## Work request
Please give back, word for word, each line from the start of the entries through the one in which "Quantity: the energy" is found.

─── Material supplied
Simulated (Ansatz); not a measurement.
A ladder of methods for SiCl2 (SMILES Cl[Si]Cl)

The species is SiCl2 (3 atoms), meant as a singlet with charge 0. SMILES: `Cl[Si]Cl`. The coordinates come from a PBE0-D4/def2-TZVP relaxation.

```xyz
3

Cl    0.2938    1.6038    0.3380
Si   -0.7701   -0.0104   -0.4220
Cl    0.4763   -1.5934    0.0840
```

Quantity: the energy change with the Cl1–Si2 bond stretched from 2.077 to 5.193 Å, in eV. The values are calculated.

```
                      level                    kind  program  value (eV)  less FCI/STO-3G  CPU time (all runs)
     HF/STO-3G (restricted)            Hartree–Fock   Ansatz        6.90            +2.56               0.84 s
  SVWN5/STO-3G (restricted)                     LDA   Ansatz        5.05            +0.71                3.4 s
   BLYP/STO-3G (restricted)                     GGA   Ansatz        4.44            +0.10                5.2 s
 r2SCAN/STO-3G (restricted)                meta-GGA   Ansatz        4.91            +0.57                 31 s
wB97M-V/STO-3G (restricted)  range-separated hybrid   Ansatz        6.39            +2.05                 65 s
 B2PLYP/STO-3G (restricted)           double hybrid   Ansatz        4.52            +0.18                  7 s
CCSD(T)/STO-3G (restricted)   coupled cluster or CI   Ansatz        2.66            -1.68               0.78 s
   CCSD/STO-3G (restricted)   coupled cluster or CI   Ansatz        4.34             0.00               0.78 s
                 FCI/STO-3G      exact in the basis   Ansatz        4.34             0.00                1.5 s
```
──────

## Solution
Simulated (Ansatz); not a measurement.
A ladder of methods for SiCl2 (SMILES Cl[Si]Cl)

The species is SiCl2 (3 atoms), meant as a singlet with charge 0. SMILES: `Cl[Si]Cl`. The coordinates come from a PBE0-D4/def2-TZVP relaxation.

```xyz
3

Cl    0.2938    1.6038    0.3380
Si   -0.7701   -0.0104   -0.4220
Cl    0.4763   -1.5934    0.0840
```

Quantity: the energy change with the Cl1–Si2 bond stretched from 2.077 to 5.193 Å, in eV. The values are calculated.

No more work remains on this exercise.